## Work item
Produce word for word the lines of the data below running from the one that has "The work runs" to the one that has "### Step 3.", inclusive, and no others.

[[ Provided information open ]]

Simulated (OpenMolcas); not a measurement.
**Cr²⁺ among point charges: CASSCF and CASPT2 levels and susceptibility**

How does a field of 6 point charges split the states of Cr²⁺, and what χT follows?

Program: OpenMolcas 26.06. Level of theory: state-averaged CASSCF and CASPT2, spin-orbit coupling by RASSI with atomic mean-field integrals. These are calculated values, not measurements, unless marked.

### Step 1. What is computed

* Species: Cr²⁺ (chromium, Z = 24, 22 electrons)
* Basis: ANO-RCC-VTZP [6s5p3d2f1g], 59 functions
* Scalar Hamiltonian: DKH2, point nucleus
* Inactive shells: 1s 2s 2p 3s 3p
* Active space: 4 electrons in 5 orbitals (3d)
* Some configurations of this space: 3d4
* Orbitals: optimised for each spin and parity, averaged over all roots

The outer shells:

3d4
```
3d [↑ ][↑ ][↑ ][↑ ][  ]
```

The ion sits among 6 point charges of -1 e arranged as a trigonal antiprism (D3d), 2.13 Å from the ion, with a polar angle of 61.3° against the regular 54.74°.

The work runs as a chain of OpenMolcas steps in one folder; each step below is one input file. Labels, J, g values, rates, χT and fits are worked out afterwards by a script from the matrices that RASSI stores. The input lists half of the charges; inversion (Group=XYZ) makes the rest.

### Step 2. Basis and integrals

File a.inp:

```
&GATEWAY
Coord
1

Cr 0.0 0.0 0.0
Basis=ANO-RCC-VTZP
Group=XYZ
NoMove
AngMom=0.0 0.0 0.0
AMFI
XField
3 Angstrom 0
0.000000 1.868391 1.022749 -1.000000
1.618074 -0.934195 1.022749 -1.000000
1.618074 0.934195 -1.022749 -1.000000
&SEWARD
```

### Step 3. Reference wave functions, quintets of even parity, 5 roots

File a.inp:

[[ Provided information closed ]]

## Expected answer
The work runs as a chain of OpenMolcas steps in one folder; each step below is one input file. Labels, J, g values, rates, χT and fits are worked out afterwards by a script from the matrices that RASSI stores. The input lists half of the charges; inversion (Group=XYZ) makes the rest.

### Step 2. Basis and integrals

File a.inp:

```
&GATEWAY
Coord
1

Cr 0.0 0.0 0.0
Basis=ANO-RCC-VTZP
Group=XYZ
NoMove
AngMom=0.0 0.0 0.0
AMFI
XField
3 Angstrom 0
0.000000 1.868391 1.022749 -1.000000
1.618074 -0.934195 1.022749 -1.000000
1.618074 0.934195 -1.022749 -1.000000
&SEWARD
```

### Step 3. Reference wave functions, quintets of even parity, 5 roots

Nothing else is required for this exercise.